## DATA SHOWN:
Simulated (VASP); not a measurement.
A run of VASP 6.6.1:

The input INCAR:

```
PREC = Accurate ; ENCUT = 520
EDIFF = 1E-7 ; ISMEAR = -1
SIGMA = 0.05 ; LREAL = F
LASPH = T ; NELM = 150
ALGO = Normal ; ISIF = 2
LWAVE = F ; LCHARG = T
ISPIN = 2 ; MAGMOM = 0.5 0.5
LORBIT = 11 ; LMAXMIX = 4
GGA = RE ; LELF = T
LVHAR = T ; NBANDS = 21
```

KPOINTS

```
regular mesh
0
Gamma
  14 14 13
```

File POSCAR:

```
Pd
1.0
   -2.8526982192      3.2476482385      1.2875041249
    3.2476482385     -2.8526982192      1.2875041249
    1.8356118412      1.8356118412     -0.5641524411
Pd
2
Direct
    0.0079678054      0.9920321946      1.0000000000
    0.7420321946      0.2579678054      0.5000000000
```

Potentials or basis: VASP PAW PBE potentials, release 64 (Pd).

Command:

## WORK TASK:
What you return should be the lines from the beginning of the records through the one that contains "Potentials or basis: VASP", repeated exactly and with no additions.

## EXERCISE SOLUTION:
Simulated (VASP); not a measurement.
A run of VASP 6.6.1:

The input INCAR:

```
PREC = Accurate ; ENCUT = 520
EDIFF = 1E-7 ; ISMEAR = -1
SIGMA = 0.05 ; LREAL = F
LASPH = T ; NELM = 150
ALGO = Normal ; ISIF = 2
LWAVE = F ; LCHARG = T
ISPIN = 2 ; MAGMOM = 0.5 0.5
LORBIT = 11 ; LMAXMIX = 4
GGA = RE ; LELF = T
LVHAR = T ; NBANDS = 21
```

KPOINTS

```
regular mesh
0
Gamma
  14 14 13
```

File POSCAR:

```
Pd
1.0
   -2.8526982192      3.2476482385      1.2875041249
    3.2476482385     -2.8526982192      1.2875041249
    1.8356118412      1.8356118412     -0.5641524411
Pd
2
Direct
    0.0079678054      0.9920321946      1.0000000000
    0.7420321946      0.2579678054      0.5000000000
```

Potentials or basis: VASP PAW PBE potentials, release 64 (Pd).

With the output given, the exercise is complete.